※

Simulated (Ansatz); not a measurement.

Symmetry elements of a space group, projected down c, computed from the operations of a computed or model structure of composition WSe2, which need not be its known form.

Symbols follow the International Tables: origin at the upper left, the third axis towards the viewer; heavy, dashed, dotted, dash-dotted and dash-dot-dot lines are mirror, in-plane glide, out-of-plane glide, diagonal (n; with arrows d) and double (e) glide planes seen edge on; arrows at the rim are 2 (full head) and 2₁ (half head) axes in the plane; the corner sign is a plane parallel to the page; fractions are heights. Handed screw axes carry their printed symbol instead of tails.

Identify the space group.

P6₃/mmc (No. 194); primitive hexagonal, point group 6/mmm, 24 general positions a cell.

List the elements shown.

※

§ Requirement
The reply should hold only the lines from the beginning of the listing to the line with "P6₃/mmc (No. 194);", both ends included, unchanged.

§ Task solution
Simulated (Ansatz); not a measurement.

Symmetry elements of a space group, projected down c, computed from the operations of a computed or model structure of composition WSe2, which need not be its known form.

Symbols follow the International Tables: origin at the upper left, the third axis towards the viewer; heavy, dashed, dotted, dash-dotted and dash-dot-dot lines are mirror, in-plane glide, out-of-plane glide, diagonal (n; with arrows d) and double (e) glide planes seen edge on; arrows at the rim are 2 (full head) and 2₁ (half head) axes in the plane; the corner sign is a plane parallel to the page; fractions are heights. Handed screw axes carry their printed symbol instead of tails.

Identify the space group.

P6₃/mmc (No. 194); primitive hexagonal, point group 6/mmm, 24 general positions a cell.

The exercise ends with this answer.